— RECORDS SHOWN —
========

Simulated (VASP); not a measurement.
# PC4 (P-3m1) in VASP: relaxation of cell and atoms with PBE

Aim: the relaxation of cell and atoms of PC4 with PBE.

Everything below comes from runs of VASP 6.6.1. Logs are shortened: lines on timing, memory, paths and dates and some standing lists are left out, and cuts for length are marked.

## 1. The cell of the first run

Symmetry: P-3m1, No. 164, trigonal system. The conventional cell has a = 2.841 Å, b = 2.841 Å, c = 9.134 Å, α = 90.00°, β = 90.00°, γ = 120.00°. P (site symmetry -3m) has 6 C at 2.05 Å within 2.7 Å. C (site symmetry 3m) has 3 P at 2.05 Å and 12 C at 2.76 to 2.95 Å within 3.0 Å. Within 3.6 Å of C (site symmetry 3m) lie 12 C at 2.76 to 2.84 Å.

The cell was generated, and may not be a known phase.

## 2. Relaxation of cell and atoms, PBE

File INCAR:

========

— BRIEF —
Only one span is wanted. It runs from the first line of the listing through the line with "## 2. Relaxation of cell and atoms, PBE", and each line must match exactly.

— WRITTEN REPLY —
Simulated (VASP); not a measurement.
# PC4 (P-3m1) in VASP: relaxation of cell and atoms with PBE

Aim: the relaxation of cell and atoms of PC4 with PBE.

Everything below comes from runs of VASP 6.6.1. Logs are shortened: lines on timing, memory, paths and dates and some standing lists are left out, and cuts for length are marked.

## 1. The cell of the first run

Symmetry: P-3m1, No. 164, trigonal system. The conventional cell has a = 2.841 Å, b = 2.841 Å, c = 9.134 Å, α = 90.00°, β = 90.00°, γ = 120.00°. P (site symmetry -3m) has 6 C at 2.05 Å within 2.7 Å. C (site symmetry 3m) has 3 P at 2.05 Å and 12 C at 2.76 to 2.95 Å within 3.0 Å. Within 3.6 Å of C (site symmetry 3m) lie 12 C at 2.76 to 2.84 Å.

The cell was generated, and may not be a known phase.

## 2. Relaxation of cell and atoms, PBE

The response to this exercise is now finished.